* WORK ORDER:
Your output must match the records exactly, line for line.

* INFORMATION:
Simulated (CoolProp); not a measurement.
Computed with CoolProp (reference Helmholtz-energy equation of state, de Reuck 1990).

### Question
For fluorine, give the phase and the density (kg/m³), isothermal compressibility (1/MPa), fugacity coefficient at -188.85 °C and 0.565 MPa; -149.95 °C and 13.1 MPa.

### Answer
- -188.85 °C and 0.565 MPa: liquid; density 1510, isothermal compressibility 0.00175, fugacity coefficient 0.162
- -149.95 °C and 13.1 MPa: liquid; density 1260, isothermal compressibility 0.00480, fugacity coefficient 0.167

* ANSWER AREA:
Simulated (CoolProp); not a measurement.
Computed with CoolProp (reference Helmholtz-energy equation of state, de Reuck 1990).

### Question
For fluorine, give the phase and the density (kg/m³), isothermal compressibility (1/MPa), fugacity coefficient at -188.85 °C and 0.565 MPa; -149.95 °C and 13.1 MPa.

### Answer
- -188.85 °C and 0.565 MPa: liquid; density 1510, isothermal compressibility 0.00175, fugacity coefficient 0.162
- -149.95 °C and 13.1 MPa: liquid; density 1260, isothermal compressibility 0.00480, fugacity coefficient 0.167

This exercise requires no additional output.